Top of Data section

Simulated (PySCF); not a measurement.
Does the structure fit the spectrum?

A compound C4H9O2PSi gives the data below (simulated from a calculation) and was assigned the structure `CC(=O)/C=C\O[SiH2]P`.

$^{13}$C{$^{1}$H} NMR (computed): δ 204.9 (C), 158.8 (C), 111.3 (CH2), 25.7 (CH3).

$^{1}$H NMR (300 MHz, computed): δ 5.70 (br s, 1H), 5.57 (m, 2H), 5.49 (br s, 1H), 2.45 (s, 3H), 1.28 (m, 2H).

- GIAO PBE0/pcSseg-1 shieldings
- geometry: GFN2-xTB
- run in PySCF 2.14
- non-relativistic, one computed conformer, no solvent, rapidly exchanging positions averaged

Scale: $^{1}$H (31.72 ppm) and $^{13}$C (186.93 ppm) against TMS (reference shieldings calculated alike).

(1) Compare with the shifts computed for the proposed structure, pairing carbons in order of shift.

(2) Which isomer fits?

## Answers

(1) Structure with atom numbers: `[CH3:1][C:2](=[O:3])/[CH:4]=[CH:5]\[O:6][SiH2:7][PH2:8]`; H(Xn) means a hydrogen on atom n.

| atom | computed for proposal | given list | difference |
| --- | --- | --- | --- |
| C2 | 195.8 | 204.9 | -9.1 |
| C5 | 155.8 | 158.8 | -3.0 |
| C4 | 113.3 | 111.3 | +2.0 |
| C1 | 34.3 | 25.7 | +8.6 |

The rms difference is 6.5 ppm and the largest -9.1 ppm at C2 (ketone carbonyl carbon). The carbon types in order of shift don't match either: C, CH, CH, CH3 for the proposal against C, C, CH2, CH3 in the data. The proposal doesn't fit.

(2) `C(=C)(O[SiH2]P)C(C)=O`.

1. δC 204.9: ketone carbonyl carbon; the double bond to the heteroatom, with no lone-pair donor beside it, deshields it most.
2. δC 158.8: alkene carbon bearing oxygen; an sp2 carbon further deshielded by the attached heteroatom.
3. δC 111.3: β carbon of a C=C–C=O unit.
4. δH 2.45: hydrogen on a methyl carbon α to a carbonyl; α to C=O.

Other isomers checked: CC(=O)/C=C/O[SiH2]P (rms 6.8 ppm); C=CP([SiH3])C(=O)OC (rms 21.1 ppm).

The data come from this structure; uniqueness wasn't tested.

Bottom of Data section

* Brief
Up to and including the line with "(CH2), 25.7 (CH3).", restate the records above word for word from the very first line.

* Written response
Simulated (PySCF); not a measurement.
Does the structure fit the spectrum?

A compound C4H9O2PSi gives the data below (simulated from a calculation) and was assigned the structure `CC(=O)/C=C\O[SiH2]P`.

$^{13}$C{$^{1}$H} NMR (computed): δ 204.9 (C), 158.8 (C), 111.3 (CH2), 25.7 (CH3).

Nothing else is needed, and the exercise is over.